* **Excerpted records**
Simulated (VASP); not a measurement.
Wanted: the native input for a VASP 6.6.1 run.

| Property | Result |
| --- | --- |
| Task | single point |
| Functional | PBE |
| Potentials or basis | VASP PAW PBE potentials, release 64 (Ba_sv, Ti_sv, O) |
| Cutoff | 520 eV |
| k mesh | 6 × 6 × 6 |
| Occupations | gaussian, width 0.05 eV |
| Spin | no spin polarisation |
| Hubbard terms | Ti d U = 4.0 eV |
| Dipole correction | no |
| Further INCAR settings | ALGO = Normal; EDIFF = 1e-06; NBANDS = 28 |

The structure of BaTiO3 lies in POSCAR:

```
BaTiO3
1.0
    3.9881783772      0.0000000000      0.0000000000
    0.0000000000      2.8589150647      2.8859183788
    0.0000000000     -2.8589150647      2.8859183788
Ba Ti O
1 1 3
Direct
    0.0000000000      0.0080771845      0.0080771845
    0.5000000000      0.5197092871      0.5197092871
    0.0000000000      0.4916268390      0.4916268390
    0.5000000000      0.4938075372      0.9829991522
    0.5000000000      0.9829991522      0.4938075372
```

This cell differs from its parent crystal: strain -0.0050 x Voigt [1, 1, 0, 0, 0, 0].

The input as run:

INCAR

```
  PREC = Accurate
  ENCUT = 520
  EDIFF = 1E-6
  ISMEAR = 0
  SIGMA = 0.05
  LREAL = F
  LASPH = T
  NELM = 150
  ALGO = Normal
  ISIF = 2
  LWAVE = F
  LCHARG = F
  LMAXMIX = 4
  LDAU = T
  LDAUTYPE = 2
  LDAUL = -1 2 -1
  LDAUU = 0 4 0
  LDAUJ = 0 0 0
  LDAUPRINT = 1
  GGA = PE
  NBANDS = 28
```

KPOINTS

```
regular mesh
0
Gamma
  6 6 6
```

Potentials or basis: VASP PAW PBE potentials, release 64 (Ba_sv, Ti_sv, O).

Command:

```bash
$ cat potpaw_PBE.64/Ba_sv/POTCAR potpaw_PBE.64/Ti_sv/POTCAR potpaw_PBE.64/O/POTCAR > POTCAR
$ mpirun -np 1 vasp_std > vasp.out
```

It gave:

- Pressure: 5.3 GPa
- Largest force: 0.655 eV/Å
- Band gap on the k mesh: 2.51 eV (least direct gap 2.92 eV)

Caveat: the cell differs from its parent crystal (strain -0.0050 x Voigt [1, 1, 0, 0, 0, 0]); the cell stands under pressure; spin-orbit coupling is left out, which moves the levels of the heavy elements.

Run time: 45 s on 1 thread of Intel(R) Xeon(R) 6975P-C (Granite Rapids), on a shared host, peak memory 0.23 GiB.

* **Action item**
Each line from the top of the data, up to and including the line that contains "- Band gap on", should be set down exactly.

* **Task result**
Simulated (VASP); not a measurement.
Wanted: the native input for a VASP 6.6.1 run.

| Property | Result |
| --- | --- |
| Task | single point |
| Functional | PBE |
| Potentials or basis | VASP PAW PBE potentials, release 64 (Ba_sv, Ti_sv, O) |
| Cutoff | 520 eV |
| k mesh | 6 × 6 × 6 |
| Occupations | gaussian, width 0.05 eV |
| Spin | no spin polarisation |
| Hubbard terms | Ti d U = 4.0 eV |
| Dipole correction | no |
| Further INCAR settings | ALGO = Normal; EDIFF = 1e-06; NBANDS = 28 |

The structure of BaTiO3 lies in POSCAR:

```
BaTiO3
1.0
    3.9881783772      0.0000000000      0.0000000000
    0.0000000000      2.8589150647      2.8859183788
    0.0000000000     -2.8589150647      2.8859183788
Ba Ti O
1 1 3
Direct
    0.0000000000      0.0080771845      0.0080771845
    0.5000000000      0.5197092871      0.5197092871
    0.0000000000      0.4916268390      0.4916268390
    0.5000000000      0.4938075372      0.9829991522
    0.5000000000      0.9829991522      0.4938075372
```

This cell differs from its parent crystal: strain -0.0050 x Voigt [1, 1, 0, 0, 0, 0].

The input as run:

INCAR

```
  PREC = Accurate
  ENCUT = 520
  EDIFF = 1E-6
  ISMEAR = 0
  SIGMA = 0.05
  LREAL = F
  LASPH = T
  NELM = 150
  ALGO = Normal
  ISIF = 2
  LWAVE = F
  LCHARG = F
  LMAXMIX = 4
  LDAU = T
  LDAUTYPE = 2
  LDAUL = -1 2 -1
  LDAUU = 0 4 0
  LDAUJ = 0 0 0
  LDAUPRINT = 1
  GGA = PE
  NBANDS = 28
```

KPOINTS

```
regular mesh
0
Gamma
  6 6 6
```

Potentials or basis: VASP PAW PBE potentials, release 64 (Ba_sv, Ti_sv, O).

Command:

```bash
$ cat potpaw_PBE.64/Ba_sv/POTCAR potpaw_PBE.64/Ti_sv/POTCAR potpaw_PBE.64/O/POTCAR > POTCAR
$ mpirun -np 1 vasp_std > vasp.out
```

It gave:

- Pressure: 5.3 GPa
- Largest force: 0.655 eV/Å
- Band gap on the k mesh: 2.51 eV (least direct gap 2.92 eV)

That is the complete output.